Data supplied =
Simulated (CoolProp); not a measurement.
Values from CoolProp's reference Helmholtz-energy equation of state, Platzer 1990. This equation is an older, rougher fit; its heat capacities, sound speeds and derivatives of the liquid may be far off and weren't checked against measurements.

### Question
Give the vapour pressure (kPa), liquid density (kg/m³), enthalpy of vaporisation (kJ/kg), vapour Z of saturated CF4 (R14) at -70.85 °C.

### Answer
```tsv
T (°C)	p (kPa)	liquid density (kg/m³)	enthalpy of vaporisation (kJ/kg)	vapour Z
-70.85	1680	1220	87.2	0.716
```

Assignment = This exercise requires all the entries to be written out again exactly.

Answer section =
Simulated (CoolProp); not a measurement.
Values from CoolProp's reference Helmholtz-energy equation of state, Platzer 1990. This equation is an older, rougher fit; its heat capacities, sound speeds and derivatives of the liquid may be far off and weren't checked against measurements.

### Question
Give the vapour pressure (kPa), liquid density (kg/m³), enthalpy of vaporisation (kJ/kg), vapour Z of saturated CF4 (R14) at -70.85 °C.

### Answer
```tsv
T (°C)	p (kPa)	liquid density (kg/m³)	enthalpy of vaporisation (kJ/kg)	vapour Z
-70.85	1680	1220	87.2	0.716
```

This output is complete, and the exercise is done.